:::::

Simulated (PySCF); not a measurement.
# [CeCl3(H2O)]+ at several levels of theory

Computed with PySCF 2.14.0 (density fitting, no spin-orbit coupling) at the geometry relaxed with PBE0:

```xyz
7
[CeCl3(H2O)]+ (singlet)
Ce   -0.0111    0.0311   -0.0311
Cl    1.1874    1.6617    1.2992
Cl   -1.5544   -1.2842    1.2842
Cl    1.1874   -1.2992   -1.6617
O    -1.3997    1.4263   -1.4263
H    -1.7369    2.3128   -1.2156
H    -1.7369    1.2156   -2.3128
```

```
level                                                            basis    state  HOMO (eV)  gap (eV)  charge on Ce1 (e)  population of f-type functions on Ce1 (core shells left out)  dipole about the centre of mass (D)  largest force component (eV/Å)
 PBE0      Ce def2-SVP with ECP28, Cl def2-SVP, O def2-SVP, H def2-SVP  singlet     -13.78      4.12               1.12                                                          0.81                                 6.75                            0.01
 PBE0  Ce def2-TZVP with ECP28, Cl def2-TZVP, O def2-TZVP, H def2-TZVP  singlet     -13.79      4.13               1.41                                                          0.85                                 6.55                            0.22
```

:::::

» **Task item**: In full and without alteration, return the listing above.

» **Answer area**:
Simulated (PySCF); not a measurement.
# [CeCl3(H2O)]+ at several levels of theory

Computed with PySCF 2.14.0 (density fitting, no spin-orbit coupling) at the geometry relaxed with PBE0:

```xyz
7
[CeCl3(H2O)]+ (singlet)
Ce   -0.0111    0.0311   -0.0311
Cl    1.1874    1.6617    1.2992
Cl   -1.5544   -1.2842    1.2842
Cl    1.1874   -1.2992   -1.6617
O    -1.3997    1.4263   -1.4263
H    -1.7369    2.3128   -1.2156
H    -1.7369    1.2156   -2.3128
```

```
level                                                            basis    state  HOMO (eV)  gap (eV)  charge on Ce1 (e)  population of f-type functions on Ce1 (core shells left out)  dipole about the centre of mass (D)  largest force component (eV/Å)
 PBE0      Ce def2-SVP with ECP28, Cl def2-SVP, O def2-SVP, H def2-SVP  singlet     -13.78      4.12               1.12                                                          0.81                                 6.75                            0.01
 PBE0  Ce def2-TZVP with ECP28, Cl def2-TZVP, O def2-TZVP, H def2-TZVP  singlet     -13.79      4.13               1.41                                                          0.85                                 6.55                            0.22
```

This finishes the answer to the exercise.